**Work task:** All the data below should be printed again without a single difference.

**Extracted records:**
+ + +
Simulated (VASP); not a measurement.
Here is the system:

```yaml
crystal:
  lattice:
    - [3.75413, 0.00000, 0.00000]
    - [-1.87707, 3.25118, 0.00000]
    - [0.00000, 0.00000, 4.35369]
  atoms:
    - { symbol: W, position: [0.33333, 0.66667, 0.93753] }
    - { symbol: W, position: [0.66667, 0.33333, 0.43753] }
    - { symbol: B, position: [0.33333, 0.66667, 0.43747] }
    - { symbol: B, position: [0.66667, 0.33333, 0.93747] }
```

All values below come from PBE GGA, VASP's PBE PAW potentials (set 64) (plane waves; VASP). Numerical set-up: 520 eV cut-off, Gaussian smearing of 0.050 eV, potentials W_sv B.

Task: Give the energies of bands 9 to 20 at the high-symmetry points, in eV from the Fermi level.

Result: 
+ + +

**Written reply:**
Simulated (VASP); not a measurement.
Here is the system:

```yaml
crystal:
  lattice:
    - [3.75413, 0.00000, 0.00000]
    - [-1.87707, 3.25118, 0.00000]
    - [0.00000, 0.00000, 4.35369]
  atoms:
    - { symbol: W, position: [0.33333, 0.66667, 0.93753] }
    - { symbol: W, position: [0.66667, 0.33333, 0.43753] }
    - { symbol: B, position: [0.33333, 0.66667, 0.43747] }
    - { symbol: B, position: [0.66667, 0.33333, 0.93747] }
```

All values below come from PBE GGA, VASP's PBE PAW potentials (set 64) (plane waves; VASP). Numerical set-up: 520 eV cut-off, Gaussian smearing of 0.050 eV, potentials W_sv B.

Task: Give the energies of bands 9 to 20 at the high-symmetry points, in eV from the Fermi level.

Result: 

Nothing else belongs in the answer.